◆ Task item: All records below are to be repeated precisely, with nothing added.

◆ Dataset content:
* * * * * * * * *

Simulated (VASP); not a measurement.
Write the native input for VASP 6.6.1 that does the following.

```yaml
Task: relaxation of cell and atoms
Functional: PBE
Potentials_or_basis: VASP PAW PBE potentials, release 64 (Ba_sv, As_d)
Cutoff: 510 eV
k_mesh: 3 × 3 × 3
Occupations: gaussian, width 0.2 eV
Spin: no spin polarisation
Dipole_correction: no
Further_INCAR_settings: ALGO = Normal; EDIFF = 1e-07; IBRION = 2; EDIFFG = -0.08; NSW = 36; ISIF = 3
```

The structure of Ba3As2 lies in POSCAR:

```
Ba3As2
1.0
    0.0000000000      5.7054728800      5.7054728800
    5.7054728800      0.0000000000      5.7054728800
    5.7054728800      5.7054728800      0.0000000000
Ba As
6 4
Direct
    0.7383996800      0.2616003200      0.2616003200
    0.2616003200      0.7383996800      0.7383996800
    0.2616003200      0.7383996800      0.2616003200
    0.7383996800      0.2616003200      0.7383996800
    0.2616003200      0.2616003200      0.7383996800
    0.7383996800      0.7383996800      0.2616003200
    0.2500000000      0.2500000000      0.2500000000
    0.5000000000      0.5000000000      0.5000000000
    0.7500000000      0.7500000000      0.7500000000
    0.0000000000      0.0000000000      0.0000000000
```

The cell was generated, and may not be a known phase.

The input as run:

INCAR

* * * * * * * * *

◆ Exercise result:
Simulated (VASP); not a measurement.
Write the native input for VASP 6.6.1 that does the following.

```yaml
Task: relaxation of cell and atoms
Functional: PBE
Potentials_or_basis: VASP PAW PBE potentials, release 64 (Ba_sv, As_d)
Cutoff: 510 eV
k_mesh: 3 × 3 × 3
Occupations: gaussian, width 0.2 eV
Spin: no spin polarisation
Dipole_correction: no
Further_INCAR_settings: ALGO = Normal; EDIFF = 1e-07; IBRION = 2; EDIFFG = -0.08; NSW = 36; ISIF = 3
```

The structure of Ba3As2 lies in POSCAR:

```
Ba3As2
1.0
    0.0000000000      5.7054728800      5.7054728800
    5.7054728800      0.0000000000      5.7054728800
    5.7054728800      5.7054728800      0.0000000000
Ba As
6 4
Direct
    0.7383996800      0.2616003200      0.2616003200
    0.2616003200      0.7383996800      0.7383996800
    0.2616003200      0.7383996800      0.2616003200
    0.7383996800      0.2616003200      0.7383996800
    0.2616003200      0.2616003200      0.7383996800
    0.7383996800      0.7383996800      0.2616003200
    0.2500000000      0.2500000000      0.2500000000
    0.5000000000      0.5000000000      0.5000000000
    0.7500000000      0.7500000000      0.7500000000
    0.0000000000      0.0000000000      0.0000000000
```

The cell was generated, and may not be a known phase.

The input as run:

INCAR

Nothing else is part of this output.